## REQUIREMENT:
Transcribe the data exactly.

## ENTRIES SHOWN:
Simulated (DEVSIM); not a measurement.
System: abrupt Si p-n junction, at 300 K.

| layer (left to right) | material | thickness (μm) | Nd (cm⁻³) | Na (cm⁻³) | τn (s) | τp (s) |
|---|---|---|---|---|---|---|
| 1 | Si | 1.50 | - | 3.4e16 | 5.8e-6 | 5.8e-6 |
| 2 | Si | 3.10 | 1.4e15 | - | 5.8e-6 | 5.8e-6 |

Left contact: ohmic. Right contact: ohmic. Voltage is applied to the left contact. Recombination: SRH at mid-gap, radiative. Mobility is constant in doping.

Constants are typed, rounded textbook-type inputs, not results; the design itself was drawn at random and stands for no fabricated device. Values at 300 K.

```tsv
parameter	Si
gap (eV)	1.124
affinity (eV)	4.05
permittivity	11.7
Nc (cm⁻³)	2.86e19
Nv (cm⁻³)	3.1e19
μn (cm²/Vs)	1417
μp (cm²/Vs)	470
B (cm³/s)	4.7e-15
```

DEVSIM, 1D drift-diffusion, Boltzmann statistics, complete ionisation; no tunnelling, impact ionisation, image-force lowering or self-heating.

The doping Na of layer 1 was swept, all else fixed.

## ANSWER BOX:
Simulated (DEVSIM); not a measurement.
System: abrupt Si p-n junction, at 300 K.

| layer (left to right) | material | thickness (μm) | Nd (cm⁻³) | Na (cm⁻³) | τn (s) | τp (s) |
|---|---|---|---|---|---|---|
| 1 | Si | 1.50 | - | 3.4e16 | 5.8e-6 | 5.8e-6 |
| 2 | Si | 3.10 | 1.4e15 | - | 5.8e-6 | 5.8e-6 |

Left contact: ohmic. Right contact: ohmic. Voltage is applied to the left contact. Recombination: SRH at mid-gap, radiative. Mobility is constant in doping.

Constants are typed, rounded textbook-type inputs, not results; the design itself was drawn at random and stands for no fabricated device. Values at 300 K.

```tsv
parameter	Si
gap (eV)	1.124
affinity (eV)	4.05
permittivity	11.7
Nc (cm⁻³)	2.86e19
Nv (cm⁻³)	3.1e19
μn (cm²/Vs)	1417
μp (cm²/Vs)	470
B (cm³/s)	4.7e-15
```

DEVSIM, 1D drift-diffusion, Boltzmann statistics, complete ionisation; no tunnelling, impact ionisation, image-force lowering or self-heating.

The doping Na of layer 1 was swept, all else fixed.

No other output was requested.